• [Exercise]:
Using the material below, return exactly the lines between the one holding "7.98 | 100% d4 |" and the one holding "Result: From 7824", inclusive, and no others.

• [Given entries]:
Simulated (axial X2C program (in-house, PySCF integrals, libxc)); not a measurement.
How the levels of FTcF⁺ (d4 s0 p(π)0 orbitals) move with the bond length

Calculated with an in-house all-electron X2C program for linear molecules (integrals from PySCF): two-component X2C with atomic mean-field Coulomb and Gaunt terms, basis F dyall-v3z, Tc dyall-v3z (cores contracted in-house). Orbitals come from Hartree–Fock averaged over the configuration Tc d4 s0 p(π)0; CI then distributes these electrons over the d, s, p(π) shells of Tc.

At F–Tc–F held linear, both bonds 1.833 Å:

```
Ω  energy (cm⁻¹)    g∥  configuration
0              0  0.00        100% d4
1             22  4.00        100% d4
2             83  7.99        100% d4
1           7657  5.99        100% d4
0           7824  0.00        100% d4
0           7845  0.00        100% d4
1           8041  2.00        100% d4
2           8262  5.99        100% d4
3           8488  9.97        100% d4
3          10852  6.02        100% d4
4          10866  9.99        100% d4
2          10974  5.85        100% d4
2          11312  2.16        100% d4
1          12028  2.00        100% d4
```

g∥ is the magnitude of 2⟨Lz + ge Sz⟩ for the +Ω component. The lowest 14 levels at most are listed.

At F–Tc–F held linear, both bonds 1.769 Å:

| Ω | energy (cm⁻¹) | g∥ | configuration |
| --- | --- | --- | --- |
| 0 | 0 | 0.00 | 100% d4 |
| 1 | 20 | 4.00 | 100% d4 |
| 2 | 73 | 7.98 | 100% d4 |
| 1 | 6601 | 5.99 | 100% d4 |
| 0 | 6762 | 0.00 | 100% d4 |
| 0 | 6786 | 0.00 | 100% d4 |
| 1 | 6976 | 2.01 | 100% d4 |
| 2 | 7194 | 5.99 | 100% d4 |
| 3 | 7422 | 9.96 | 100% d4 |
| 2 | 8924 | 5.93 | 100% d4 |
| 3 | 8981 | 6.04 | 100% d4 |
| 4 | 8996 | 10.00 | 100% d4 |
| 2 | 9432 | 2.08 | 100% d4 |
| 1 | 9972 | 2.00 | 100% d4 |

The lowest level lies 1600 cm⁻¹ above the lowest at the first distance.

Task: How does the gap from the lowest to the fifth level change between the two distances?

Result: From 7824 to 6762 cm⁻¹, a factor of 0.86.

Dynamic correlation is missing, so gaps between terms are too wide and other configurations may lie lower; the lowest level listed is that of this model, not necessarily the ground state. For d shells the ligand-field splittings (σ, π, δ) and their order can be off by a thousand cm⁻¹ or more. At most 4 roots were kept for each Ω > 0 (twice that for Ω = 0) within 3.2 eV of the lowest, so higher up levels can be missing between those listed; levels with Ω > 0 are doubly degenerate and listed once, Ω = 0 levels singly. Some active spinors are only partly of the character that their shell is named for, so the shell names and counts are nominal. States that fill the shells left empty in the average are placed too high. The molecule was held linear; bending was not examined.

• [Your response]:
| 2 | 73 | 7.98 | 100% d4 |
| 1 | 6601 | 5.99 | 100% d4 |
| 0 | 6762 | 0.00 | 100% d4 |
| 0 | 6786 | 0.00 | 100% d4 |
| 1 | 6976 | 2.01 | 100% d4 |
| 2 | 7194 | 5.99 | 100% d4 |
| 3 | 7422 | 9.96 | 100% d4 |
| 2 | 8924 | 5.93 | 100% d4 |
| 3 | 8981 | 6.04 | 100% d4 |
| 4 | 8996 | 10.00 | 100% d4 |
| 2 | 9432 | 2.08 | 100% d4 |
| 1 | 9972 | 2.00 | 100% d4 |

The lowest level lies 1600 cm⁻¹ above the lowest at the first distance.

Task: How does the gap from the lowest to the fifth level change between the two distances?

Result: From 7824 to 6762 cm⁻¹, a factor of 0.86.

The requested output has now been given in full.